• _DATASET RECORDS_
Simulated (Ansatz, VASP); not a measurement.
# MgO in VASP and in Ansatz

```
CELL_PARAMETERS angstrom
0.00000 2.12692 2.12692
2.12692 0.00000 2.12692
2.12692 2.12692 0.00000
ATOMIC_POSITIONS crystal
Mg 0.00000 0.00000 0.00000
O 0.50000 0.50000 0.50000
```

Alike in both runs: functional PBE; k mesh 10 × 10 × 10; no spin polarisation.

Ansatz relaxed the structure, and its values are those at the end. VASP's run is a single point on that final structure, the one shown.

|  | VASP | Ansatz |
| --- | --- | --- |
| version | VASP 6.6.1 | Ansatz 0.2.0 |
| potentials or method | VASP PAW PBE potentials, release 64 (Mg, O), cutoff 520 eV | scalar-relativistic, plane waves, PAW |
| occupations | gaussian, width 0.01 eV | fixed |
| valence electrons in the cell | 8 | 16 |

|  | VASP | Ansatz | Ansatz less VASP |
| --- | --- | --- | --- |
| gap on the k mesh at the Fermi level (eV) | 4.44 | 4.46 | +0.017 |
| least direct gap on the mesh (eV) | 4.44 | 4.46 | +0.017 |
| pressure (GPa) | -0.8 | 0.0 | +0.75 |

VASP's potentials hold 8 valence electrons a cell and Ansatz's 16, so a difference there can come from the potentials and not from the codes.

• _ASSIGNMENT_
Copy only this part of the entries above: the line with "# MgO in VASP and in Ansatz", the line with "Alike in both", and the lines between, all exactly as written.

• _PROBLEM SOLUTION_
# MgO in VASP and in Ansatz

```
CELL_PARAMETERS angstrom
0.00000 2.12692 2.12692
2.12692 0.00000 2.12692
2.12692 2.12692 0.00000
ATOMIC_POSITIONS crystal
Mg 0.00000 0.00000 0.00000
O 0.50000 0.50000 0.50000
```

Alike in both runs: functional PBE; k mesh 10 × 10 × 10; no spin polarisation.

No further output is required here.